Task item:
A verbatim reproduction of the lines below, from the line containing "Most raw output is cut from this account." through the line containing "It takes space", both ends included, is the whole required output.

[Start of Attachment]

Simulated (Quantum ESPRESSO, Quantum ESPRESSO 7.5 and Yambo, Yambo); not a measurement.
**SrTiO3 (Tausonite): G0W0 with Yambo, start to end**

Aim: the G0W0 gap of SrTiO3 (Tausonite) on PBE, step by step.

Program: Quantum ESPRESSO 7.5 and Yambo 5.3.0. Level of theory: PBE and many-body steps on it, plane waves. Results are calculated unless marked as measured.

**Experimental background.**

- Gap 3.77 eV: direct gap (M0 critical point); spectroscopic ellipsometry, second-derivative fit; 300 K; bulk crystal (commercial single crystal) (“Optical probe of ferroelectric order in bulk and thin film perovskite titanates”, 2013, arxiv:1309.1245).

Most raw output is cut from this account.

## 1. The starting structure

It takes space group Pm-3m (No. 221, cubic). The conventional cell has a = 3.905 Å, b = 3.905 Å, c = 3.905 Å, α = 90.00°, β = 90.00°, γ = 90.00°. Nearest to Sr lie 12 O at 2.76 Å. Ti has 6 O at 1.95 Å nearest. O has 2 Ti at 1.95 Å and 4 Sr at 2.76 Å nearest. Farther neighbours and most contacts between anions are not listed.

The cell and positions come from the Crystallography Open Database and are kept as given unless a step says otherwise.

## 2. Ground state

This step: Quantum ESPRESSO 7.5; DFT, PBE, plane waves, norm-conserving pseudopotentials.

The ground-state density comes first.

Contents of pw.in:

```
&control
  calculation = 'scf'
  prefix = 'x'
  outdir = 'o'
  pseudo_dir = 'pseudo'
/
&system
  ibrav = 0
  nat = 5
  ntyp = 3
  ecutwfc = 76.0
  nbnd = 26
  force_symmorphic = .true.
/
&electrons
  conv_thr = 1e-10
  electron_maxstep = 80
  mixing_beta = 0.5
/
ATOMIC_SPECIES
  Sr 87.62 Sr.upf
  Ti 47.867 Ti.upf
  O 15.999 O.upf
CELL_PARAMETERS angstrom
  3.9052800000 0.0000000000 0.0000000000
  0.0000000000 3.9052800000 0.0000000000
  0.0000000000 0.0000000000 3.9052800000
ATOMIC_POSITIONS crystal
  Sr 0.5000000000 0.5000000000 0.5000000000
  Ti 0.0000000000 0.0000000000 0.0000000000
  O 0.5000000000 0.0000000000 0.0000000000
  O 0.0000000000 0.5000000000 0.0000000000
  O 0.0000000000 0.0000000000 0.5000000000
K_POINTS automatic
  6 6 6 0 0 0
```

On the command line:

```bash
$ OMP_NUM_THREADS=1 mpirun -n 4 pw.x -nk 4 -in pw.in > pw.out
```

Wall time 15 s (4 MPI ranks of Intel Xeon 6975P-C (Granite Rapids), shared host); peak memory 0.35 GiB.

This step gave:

[End of Attachment]

Task solution:
Most raw output is cut from this account.

## 1. The starting structure

It takes space group Pm-3m (No. 221, cubic). The conventional cell has a = 3.905 Å, b = 3.905 Å, c = 3.905 Å, α = 90.00°, β = 90.00°, γ = 90.00°. Nearest to Sr lie 12 O at 2.76 Å. Ti has 6 O at 1.95 Å nearest. O has 2 Ti at 1.95 Å and 4 Sr at 2.76 Å nearest. Farther neighbours and most contacts between anions are not listed.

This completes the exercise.